#### Supplied information

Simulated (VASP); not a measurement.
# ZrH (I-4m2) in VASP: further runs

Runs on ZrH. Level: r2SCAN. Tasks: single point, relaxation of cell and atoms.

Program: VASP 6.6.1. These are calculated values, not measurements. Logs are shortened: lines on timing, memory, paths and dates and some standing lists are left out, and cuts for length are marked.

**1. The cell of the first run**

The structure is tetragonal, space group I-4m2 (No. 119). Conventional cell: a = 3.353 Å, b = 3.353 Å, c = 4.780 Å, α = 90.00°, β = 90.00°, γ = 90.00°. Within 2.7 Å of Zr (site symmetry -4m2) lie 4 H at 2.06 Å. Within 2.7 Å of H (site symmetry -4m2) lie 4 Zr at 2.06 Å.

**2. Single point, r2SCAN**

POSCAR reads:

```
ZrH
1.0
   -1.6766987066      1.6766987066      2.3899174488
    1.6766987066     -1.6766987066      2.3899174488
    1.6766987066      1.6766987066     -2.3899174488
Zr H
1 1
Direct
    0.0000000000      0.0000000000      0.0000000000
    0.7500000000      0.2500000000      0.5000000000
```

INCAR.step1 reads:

########

(Required action):
Having read the entries above, set each one down again exactly.

(Written answer):
Simulated (VASP); not a measurement.
# ZrH (I-4m2) in VASP: further runs

Runs on ZrH. Level: r2SCAN. Tasks: single point, relaxation of cell and atoms.

Program: VASP 6.6.1. These are calculated values, not measurements. Logs are shortened: lines on timing, memory, paths and dates and some standing lists are left out, and cuts for length are marked.

**1. The cell of the first run**

The structure is tetragonal, space group I-4m2 (No. 119). Conventional cell: a = 3.353 Å, b = 3.353 Å, c = 4.780 Å, α = 90.00°, β = 90.00°, γ = 90.00°. Within 2.7 Å of Zr (site symmetry -4m2) lie 4 H at 2.06 Å. Within 2.7 Å of H (site symmetry -4m2) lie 4 Zr at 2.06 Å.

**2. Single point, r2SCAN**

POSCAR reads:

```
ZrH
1.0
   -1.6766987066      1.6766987066      2.3899174488
    1.6766987066     -1.6766987066      2.3899174488
    1.6766987066      1.6766987066     -2.3899174488
Zr H
1 1
Direct
    0.0000000000      0.0000000000      0.0000000000
    0.7500000000      0.2500000000      0.5000000000
```

INCAR.step1 reads:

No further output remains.